○ ○ ○ ○ ○

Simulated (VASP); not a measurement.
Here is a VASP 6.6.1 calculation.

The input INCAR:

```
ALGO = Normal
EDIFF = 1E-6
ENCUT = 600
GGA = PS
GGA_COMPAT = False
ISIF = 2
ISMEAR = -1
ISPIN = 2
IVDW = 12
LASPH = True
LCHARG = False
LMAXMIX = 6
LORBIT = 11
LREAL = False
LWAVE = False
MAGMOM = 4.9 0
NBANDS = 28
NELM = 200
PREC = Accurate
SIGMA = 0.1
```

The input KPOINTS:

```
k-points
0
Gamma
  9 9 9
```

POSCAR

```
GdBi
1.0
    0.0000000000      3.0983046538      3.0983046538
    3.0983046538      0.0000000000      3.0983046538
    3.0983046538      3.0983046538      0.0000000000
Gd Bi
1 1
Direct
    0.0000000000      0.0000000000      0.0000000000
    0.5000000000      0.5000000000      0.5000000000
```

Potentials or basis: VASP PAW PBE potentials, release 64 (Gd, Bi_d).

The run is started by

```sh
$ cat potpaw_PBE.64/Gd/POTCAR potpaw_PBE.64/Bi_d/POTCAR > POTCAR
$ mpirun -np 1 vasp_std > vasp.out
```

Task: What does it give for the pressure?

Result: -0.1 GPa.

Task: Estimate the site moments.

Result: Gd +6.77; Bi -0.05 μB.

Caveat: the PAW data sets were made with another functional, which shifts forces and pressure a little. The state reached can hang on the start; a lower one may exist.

○ ○ ○ ○ ○

> [Work item]: Your answer must be the lines from the first line of the entries above through the line that contains "Result: Gd +6.77; Bi -0.05 μB.", written out exactly.

> [Response area]:
Simulated (VASP); not a measurement.
Here is a VASP 6.6.1 calculation.

The input INCAR:

```
ALGO = Normal
EDIFF = 1E-6
ENCUT = 600
GGA = PS
GGA_COMPAT = False
ISIF = 2
ISMEAR = -1
ISPIN = 2
IVDW = 12
LASPH = True
LCHARG = False
LMAXMIX = 6
LORBIT = 11
LREAL = False
LWAVE = False
MAGMOM = 4.9 0
NBANDS = 28
NELM = 200
PREC = Accurate
SIGMA = 0.1
```

The input KPOINTS:

```
k-points
0
Gamma
  9 9 9
```

POSCAR

```
GdBi
1.0
    0.0000000000      3.0983046538      3.0983046538
    3.0983046538      0.0000000000      3.0983046538
    3.0983046538      3.0983046538      0.0000000000
Gd Bi
1 1
Direct
    0.0000000000      0.0000000000      0.0000000000
    0.5000000000      0.5000000000      0.5000000000
```

Potentials or basis: VASP PAW PBE potentials, release 64 (Gd, Bi_d).

The run is started by

```sh
$ cat potpaw_PBE.64/Gd/POTCAR potpaw_PBE.64/Bi_d/POTCAR > POTCAR
$ mpirun -np 1 vasp_std > vasp.out
```

Task: What does it give for the pressure?

Result: -0.1 GPa.

Task: Estimate the site moments.

Result: Gd +6.77; Bi -0.05 μB.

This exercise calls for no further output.